DATASET EXTRACT:
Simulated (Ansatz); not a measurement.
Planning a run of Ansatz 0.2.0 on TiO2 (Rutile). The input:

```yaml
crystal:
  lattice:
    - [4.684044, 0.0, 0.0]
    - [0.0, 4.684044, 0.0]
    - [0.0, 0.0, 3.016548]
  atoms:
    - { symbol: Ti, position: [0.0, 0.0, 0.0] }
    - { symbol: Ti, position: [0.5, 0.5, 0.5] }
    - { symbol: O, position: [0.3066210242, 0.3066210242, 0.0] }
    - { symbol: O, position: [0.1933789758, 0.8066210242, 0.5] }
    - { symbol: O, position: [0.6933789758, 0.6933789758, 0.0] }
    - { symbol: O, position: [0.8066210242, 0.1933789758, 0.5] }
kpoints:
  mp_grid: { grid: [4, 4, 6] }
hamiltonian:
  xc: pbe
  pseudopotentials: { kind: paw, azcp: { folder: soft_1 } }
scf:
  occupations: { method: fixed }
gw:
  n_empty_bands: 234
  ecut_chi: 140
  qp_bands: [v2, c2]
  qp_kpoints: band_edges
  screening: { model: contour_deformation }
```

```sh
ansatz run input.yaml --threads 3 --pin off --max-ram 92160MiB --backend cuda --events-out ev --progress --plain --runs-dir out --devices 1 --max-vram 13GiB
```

WORK ITEM: Every record above is to be transcribed exactly as written.

YOUR SOLUTION:
Simulated (Ansatz); not a measurement.
Planning a run of Ansatz 0.2.0 on TiO2 (Rutile). The input:

```yaml
crystal:
  lattice:
    - [4.684044, 0.0, 0.0]
    - [0.0, 4.684044, 0.0]
    - [0.0, 0.0, 3.016548]
  atoms:
    - { symbol: Ti, position: [0.0, 0.0, 0.0] }
    - { symbol: Ti, position: [0.5, 0.5, 0.5] }
    - { symbol: O, position: [0.3066210242, 0.3066210242, 0.0] }
    - { symbol: O, position: [0.1933789758, 0.8066210242, 0.5] }
    - { symbol: O, position: [0.6933789758, 0.6933789758, 0.0] }
    - { symbol: O, position: [0.8066210242, 0.1933789758, 0.5] }
kpoints:
  mp_grid: { grid: [4, 4, 6] }
hamiltonian:
  xc: pbe
  pseudopotentials: { kind: paw, azcp: { folder: soft_1 } }
scf:
  occupations: { method: fixed }
gw:
  n_empty_bands: 234
  ecut_chi: 140
  qp_bands: [v2, c2]
  qp_kpoints: band_edges
  screening: { model: contour_deformation }
```

```sh
ansatz run input.yaml --threads 3 --pin off --max-ram 92160MiB --backend cuda --events-out ev --progress --plain --runs-dir out --devices 1 --max-vram 13GiB
```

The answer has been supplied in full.